— Exercise —
In the records that follow, the lines from the one containing "Gas-phase species: C5H12" to the one containing "Shapes, held fixed", inclusive, are to be given again exactly.

################
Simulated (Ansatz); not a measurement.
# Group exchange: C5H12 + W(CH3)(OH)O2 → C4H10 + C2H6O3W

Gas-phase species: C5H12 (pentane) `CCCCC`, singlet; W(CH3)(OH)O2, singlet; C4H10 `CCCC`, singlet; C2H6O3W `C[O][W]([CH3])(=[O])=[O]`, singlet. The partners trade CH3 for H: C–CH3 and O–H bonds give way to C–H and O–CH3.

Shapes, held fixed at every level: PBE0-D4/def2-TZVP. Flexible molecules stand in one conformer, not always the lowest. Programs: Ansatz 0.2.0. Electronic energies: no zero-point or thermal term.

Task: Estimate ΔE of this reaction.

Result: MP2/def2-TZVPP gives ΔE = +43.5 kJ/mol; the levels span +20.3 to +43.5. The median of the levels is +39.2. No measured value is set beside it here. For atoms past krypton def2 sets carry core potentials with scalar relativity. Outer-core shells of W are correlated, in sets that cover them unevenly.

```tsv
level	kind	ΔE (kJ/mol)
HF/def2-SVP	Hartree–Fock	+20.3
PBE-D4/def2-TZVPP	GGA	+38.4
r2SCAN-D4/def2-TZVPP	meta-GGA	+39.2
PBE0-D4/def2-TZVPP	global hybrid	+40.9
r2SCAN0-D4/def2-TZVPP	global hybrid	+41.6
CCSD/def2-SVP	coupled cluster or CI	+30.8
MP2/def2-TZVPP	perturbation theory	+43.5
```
################

— Worked solution —
Gas-phase species: C5H12 (pentane) `CCCCC`, singlet; W(CH3)(OH)O2, singlet; C4H10 `CCCC`, singlet; C2H6O3W `C[O][W]([CH3])(=[O])=[O]`, singlet. The partners trade CH3 for H: C–CH3 and O–H bonds give way to C–H and O–CH3.

Shapes, held fixed at every level: PBE0-D4/def2-TZVP. Flexible molecules stand in one conformer, not always the lowest. Programs: Ansatz 0.2.0. Electronic energies: no zero-point or thermal term.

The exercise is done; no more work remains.